ASSIGNED TASK: Set down exactly the first line of the entries and every line after it, through the line with "The energy rises".

■ ■ ■

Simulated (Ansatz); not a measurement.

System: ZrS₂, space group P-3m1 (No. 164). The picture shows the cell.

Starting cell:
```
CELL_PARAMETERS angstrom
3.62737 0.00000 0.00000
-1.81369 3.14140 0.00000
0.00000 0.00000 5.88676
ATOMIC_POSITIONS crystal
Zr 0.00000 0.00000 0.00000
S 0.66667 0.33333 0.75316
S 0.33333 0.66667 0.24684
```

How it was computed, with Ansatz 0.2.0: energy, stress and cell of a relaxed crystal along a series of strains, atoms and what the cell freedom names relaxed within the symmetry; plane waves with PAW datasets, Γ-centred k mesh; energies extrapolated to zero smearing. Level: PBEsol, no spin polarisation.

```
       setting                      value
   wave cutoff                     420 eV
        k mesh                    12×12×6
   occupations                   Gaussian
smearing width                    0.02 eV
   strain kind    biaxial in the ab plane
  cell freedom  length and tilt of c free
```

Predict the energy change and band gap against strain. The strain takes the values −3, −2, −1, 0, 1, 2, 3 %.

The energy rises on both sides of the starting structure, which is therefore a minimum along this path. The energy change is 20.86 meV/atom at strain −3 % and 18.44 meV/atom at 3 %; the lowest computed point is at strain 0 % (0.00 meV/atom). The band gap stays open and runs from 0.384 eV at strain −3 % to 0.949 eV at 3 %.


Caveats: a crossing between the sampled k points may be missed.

■ ■ ■

EXERCISE ANSWER:
Simulated (Ansatz); not a measurement.

System: ZrS₂, space group P-3m1 (No. 164). The picture shows the cell.

Starting cell:
```
CELL_PARAMETERS angstrom
3.62737 0.00000 0.00000
-1.81369 3.14140 0.00000
0.00000 0.00000 5.88676
ATOMIC_POSITIONS crystal
Zr 0.00000 0.00000 0.00000
S 0.66667 0.33333 0.75316
S 0.33333 0.66667 0.24684
```

How it was computed, with Ansatz 0.2.0: energy, stress and cell of a relaxed crystal along a series of strains, atoms and what the cell freedom names relaxed within the symmetry; plane waves with PAW datasets, Γ-centred k mesh; energies extrapolated to zero smearing. Level: PBEsol, no spin polarisation.

```
       setting                      value
   wave cutoff                     420 eV
        k mesh                    12×12×6
   occupations                   Gaussian
smearing width                    0.02 eV
   strain kind    biaxial in the ab plane
  cell freedom  length and tilt of c free
```

Predict the energy change and band gap against strain. The strain takes the values −3, −2, −1, 0, 1, 2, 3 %.

The energy rises on both sides of the starting structure, which is therefore a minimum along this path. The energy change is 20.86 meV/atom at strain −3 % and 18.44 meV/atom at 3 %; the lowest computed point is at strain 0 % (0.00 meV/atom). The band gap stays open and runs from 0.384 eV at strain −3 % to 0.949 eV at 3 %.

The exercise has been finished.